Keep only the lines from the top of the listing through the one with "VASP's potentials hold", and reproduce them unaltered.

* **Extracted entries**
********

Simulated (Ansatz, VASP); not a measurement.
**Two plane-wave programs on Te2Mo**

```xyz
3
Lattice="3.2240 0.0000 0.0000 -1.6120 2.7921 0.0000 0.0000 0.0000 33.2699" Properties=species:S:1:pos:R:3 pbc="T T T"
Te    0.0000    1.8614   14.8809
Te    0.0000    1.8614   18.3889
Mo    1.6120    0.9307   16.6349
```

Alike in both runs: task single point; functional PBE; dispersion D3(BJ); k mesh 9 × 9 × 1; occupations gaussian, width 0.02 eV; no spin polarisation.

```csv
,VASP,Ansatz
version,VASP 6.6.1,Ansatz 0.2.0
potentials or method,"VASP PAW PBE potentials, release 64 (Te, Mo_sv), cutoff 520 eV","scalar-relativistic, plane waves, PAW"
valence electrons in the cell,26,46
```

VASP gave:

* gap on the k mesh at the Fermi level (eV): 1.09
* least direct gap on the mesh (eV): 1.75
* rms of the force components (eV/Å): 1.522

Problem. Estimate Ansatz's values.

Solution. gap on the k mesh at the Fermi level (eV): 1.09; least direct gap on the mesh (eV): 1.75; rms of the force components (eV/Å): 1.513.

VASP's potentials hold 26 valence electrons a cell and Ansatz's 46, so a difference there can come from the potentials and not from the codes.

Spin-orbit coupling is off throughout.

********

* **Answer area**
Simulated (Ansatz, VASP); not a measurement.
**Two plane-wave programs on Te2Mo**

```xyz
3
Lattice="3.2240 0.0000 0.0000 -1.6120 2.7921 0.0000 0.0000 0.0000 33.2699" Properties=species:S:1:pos:R:3 pbc="T T T"
Te    0.0000    1.8614   14.8809
Te    0.0000    1.8614   18.3889
Mo    1.6120    0.9307   16.6349
```

Alike in both runs: task single point; functional PBE; dispersion D3(BJ); k mesh 9 × 9 × 1; occupations gaussian, width 0.02 eV; no spin polarisation.

```csv
,VASP,Ansatz
version,VASP 6.6.1,Ansatz 0.2.0
potentials or method,"VASP PAW PBE potentials, release 64 (Te, Mo_sv), cutoff 520 eV","scalar-relativistic, plane waves, PAW"
valence electrons in the cell,26,46
```

VASP gave:

* gap on the k mesh at the Fermi level (eV): 1.09
* least direct gap on the mesh (eV): 1.75
* rms of the force components (eV/Å): 1.522

Problem. Estimate Ansatz's values.

Solution. gap on the k mesh at the Fermi level (eV): 1.09; least direct gap on the mesh (eV): 1.75; rms of the force components (eV/Å): 1.513.

VASP's potentials hold 26 valence electrons a cell and Ansatz's 46, so a difference there can come from the potentials and not from the codes.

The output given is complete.